======

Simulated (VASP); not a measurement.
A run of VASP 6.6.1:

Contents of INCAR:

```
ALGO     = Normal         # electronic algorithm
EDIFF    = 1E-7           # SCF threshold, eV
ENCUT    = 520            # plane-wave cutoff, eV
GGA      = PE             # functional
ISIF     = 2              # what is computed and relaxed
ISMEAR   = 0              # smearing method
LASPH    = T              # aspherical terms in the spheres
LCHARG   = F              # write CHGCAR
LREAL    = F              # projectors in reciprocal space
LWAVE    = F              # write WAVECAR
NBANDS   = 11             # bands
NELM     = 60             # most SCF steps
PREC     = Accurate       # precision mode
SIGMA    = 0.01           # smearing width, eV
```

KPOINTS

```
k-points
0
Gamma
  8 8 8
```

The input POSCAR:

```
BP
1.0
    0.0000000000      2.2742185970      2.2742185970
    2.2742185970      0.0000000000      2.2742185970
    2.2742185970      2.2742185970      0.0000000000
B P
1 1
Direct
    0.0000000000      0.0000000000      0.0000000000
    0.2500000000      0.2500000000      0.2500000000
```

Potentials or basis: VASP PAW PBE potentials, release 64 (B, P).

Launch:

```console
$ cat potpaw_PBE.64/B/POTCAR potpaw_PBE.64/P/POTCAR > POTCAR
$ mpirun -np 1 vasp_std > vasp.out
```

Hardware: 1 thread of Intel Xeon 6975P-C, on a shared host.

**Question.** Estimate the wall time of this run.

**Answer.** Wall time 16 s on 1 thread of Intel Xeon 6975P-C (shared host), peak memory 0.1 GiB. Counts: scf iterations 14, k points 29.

======

Quote the listing word for word from its first line through the line in which "of this run." appears.

* Answer area:
Simulated (VASP); not a measurement.
A run of VASP 6.6.1:

Contents of INCAR:

```
ALGO     = Normal         # electronic algorithm
EDIFF    = 1E-7           # SCF threshold, eV
ENCUT    = 520            # plane-wave cutoff, eV
GGA      = PE             # functional
ISIF     = 2              # what is computed and relaxed
ISMEAR   = 0              # smearing method
LASPH    = T              # aspherical terms in the spheres
LCHARG   = F              # write CHGCAR
LREAL    = F              # projectors in reciprocal space
LWAVE    = F              # write WAVECAR
NBANDS   = 11             # bands
NELM     = 60             # most SCF steps
PREC     = Accurate       # precision mode
SIGMA    = 0.01           # smearing width, eV
```

KPOINTS

```
k-points
0
Gamma
  8 8 8
```

The input POSCAR:

```
BP
1.0
    0.0000000000      2.2742185970      2.2742185970
    2.2742185970      0.0000000000      2.2742185970
    2.2742185970      2.2742185970      0.0000000000
B P
1 1
Direct
    0.0000000000      0.0000000000      0.0000000000
    0.2500000000      0.2500000000      0.2500000000
```

Potentials or basis: VASP PAW PBE potentials, release 64 (B, P).

Launch:

```console
$ cat potpaw_PBE.64/B/POTCAR potpaw_PBE.64/P/POTCAR > POTCAR
$ mpirun -np 1 vasp_std > vasp.out
```

Hardware: 1 thread of Intel Xeon 6975P-C, on a shared host.

**Question.** Estimate the wall time of this run.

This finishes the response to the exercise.